Work order:
In exact form, please repeat the records from their opening line down to the line with "Crystalline Si₂Ge₃ (a", including that line.

Material provided:
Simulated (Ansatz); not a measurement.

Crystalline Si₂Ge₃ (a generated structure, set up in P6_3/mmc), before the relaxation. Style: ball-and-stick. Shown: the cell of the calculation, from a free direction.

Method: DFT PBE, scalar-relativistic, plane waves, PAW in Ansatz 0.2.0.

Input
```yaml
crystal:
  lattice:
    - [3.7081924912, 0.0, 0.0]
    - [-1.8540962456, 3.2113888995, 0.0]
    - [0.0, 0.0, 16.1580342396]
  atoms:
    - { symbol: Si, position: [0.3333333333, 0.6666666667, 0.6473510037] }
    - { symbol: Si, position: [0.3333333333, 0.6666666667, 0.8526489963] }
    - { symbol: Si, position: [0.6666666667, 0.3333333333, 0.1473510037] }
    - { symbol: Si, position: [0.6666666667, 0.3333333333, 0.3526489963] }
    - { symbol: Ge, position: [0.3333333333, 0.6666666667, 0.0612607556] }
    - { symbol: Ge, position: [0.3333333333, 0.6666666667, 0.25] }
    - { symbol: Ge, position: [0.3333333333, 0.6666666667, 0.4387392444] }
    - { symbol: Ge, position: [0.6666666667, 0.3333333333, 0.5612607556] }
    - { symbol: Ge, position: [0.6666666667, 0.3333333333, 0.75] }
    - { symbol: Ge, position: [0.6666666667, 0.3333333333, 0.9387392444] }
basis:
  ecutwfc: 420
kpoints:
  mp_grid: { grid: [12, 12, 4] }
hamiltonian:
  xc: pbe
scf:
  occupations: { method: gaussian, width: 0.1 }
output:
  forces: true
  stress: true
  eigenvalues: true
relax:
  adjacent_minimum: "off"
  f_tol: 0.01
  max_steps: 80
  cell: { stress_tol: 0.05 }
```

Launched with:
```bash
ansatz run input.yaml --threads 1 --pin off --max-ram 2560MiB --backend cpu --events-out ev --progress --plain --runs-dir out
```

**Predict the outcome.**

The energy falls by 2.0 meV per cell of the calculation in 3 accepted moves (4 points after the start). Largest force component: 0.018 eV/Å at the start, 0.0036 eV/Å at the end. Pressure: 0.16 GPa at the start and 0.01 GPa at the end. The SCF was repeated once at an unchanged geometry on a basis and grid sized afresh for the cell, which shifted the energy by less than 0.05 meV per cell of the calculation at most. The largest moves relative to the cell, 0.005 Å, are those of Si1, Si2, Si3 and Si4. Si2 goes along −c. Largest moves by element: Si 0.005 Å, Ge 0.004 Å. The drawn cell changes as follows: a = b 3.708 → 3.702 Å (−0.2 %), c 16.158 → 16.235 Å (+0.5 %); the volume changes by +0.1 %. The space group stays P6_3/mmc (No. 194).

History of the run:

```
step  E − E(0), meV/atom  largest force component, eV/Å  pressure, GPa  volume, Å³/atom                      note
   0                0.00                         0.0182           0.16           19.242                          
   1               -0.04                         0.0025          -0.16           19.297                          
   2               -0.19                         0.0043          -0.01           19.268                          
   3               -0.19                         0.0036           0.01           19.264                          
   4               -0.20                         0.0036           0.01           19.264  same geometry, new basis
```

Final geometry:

Response:
Simulated (Ansatz); not a measurement.

Crystalline Si₂Ge₃ (a generated structure, set up in P6_3/mmc), before the relaxation. Style: ball-and-stick. Shown: the cell of the calculation, from a free direction.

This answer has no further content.